--- Source information Enclosed Below ---

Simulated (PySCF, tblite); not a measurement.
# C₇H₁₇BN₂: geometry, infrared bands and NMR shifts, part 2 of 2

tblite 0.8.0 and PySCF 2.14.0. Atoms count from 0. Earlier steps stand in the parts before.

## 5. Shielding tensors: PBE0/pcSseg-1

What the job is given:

--- End of Enclosed Source information ---

▸ **Task item**: Please transcribe the listing in full. Keep each line exact.

▸ **Written solution**:
Simulated (PySCF, tblite); not a measurement.
# C₇H₁₇BN₂: geometry, infrared bands and NMR shifts, part 2 of 2

tblite 0.8.0 and PySCF 2.14.0. Atoms count from 0. Earlier steps stand in the parts before.

## 5. Shielding tensors: PBE0/pcSseg-1

What the job is given:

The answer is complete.